| REQUIREMENT |
Stopping at the line that holds "Ansatz relaxed the", repeat the lines below exactly, starting from the very first and including that final line.

★ ★ ★ ★ ★ ★ ★

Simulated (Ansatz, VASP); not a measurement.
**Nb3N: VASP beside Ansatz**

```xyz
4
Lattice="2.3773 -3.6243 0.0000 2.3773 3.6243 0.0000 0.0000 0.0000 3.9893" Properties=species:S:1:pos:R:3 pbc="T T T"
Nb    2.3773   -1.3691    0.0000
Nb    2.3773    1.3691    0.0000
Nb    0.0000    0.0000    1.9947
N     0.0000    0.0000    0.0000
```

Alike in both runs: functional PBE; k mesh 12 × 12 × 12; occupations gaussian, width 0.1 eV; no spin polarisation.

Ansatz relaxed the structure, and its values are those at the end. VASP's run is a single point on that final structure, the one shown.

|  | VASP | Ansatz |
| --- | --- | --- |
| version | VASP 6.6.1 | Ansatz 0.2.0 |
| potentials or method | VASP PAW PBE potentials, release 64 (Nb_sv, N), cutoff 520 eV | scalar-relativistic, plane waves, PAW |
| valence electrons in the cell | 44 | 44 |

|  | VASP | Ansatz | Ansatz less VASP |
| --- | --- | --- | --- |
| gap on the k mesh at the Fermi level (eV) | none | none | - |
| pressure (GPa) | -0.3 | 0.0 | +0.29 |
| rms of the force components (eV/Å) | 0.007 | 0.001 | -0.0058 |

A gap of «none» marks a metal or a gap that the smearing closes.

★ ★ ★ ★ ★ ★ ★

| ANSWER BOX |
Simulated (Ansatz, VASP); not a measurement.
**Nb3N: VASP beside Ansatz**

```xyz
4
Lattice="2.3773 -3.6243 0.0000 2.3773 3.6243 0.0000 0.0000 0.0000 3.9893" Properties=species:S:1:pos:R:3 pbc="T T T"
Nb    2.3773   -1.3691    0.0000
Nb    2.3773    1.3691    0.0000
Nb    0.0000    0.0000    1.9947
N     0.0000    0.0000    0.0000
```

Alike in both runs: functional PBE; k mesh 12 × 12 × 12; occupations gaussian, width 0.1 eV; no spin polarisation.

Ansatz relaxed the structure, and its values are those at the end. VASP's run is a single point on that final structure, the one shown.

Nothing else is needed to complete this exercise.